### BRIEF
Your task is to transcribe the entries below exactly, from their first line down to the line containing "run (bcc H)**", and to stop there.

### INPUT DATA
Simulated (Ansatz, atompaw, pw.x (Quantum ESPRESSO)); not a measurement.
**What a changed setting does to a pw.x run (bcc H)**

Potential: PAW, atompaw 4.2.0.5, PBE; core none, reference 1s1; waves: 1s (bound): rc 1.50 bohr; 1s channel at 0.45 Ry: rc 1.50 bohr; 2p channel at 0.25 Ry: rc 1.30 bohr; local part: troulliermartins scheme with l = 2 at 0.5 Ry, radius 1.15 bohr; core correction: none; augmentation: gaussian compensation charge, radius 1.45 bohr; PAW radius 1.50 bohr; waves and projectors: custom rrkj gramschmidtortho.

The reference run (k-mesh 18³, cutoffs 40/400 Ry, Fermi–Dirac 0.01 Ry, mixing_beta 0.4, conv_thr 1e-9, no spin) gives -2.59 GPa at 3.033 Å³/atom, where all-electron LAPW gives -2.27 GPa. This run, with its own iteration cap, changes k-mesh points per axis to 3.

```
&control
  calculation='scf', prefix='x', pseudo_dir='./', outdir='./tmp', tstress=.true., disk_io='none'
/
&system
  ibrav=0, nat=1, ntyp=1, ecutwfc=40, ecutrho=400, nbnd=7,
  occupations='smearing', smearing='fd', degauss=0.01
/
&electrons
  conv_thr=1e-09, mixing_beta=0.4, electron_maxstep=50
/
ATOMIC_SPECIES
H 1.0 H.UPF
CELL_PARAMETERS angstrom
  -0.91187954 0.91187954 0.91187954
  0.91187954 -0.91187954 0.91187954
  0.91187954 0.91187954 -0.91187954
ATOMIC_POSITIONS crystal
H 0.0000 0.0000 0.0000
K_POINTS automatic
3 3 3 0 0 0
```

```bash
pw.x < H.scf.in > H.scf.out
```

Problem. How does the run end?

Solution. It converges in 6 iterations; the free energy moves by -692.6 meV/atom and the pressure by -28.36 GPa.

### RESPONSE AREA
Simulated (Ansatz, atompaw, pw.x (Quantum ESPRESSO)); not a measurement.
**What a changed setting does to a pw.x run (bcc H)**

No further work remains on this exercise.